§ **Supplied data**:
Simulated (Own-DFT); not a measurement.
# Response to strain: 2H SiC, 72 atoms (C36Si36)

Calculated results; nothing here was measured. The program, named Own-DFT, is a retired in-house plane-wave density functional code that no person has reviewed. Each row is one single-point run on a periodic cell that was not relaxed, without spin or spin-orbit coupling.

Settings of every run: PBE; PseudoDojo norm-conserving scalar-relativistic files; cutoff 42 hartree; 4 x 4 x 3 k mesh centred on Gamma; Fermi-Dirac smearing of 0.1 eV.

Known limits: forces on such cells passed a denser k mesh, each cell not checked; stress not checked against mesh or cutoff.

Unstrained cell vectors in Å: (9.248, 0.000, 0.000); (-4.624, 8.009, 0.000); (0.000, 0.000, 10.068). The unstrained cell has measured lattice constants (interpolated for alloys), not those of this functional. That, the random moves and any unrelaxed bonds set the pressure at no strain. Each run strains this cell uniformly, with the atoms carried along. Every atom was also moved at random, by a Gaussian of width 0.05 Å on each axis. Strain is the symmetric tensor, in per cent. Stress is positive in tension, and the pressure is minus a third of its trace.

§ **Required action**: Each line from the top of the records above through the line containing "Known limits: forces" needs to be transcribed exactly, and no line after it.

§ **Written answer**:
Simulated (Own-DFT); not a measurement.
# Response to strain: 2H SiC, 72 atoms (C36Si36)

Calculated results; nothing here was measured. The program, named Own-DFT, is a retired in-house plane-wave density functional code that no person has reviewed. Each row is one single-point run on a periodic cell that was not relaxed, without spin or spin-orbit coupling.

Settings of every run: PBE; PseudoDojo norm-conserving scalar-relativistic files; cutoff 42 hartree; 4 x 4 x 3 k mesh centred on Gamma; Fermi-Dirac smearing of 0.1 eV.

Known limits: forces on such cells passed a denser k mesh, each cell not checked; stress not checked against mesh or cutoff.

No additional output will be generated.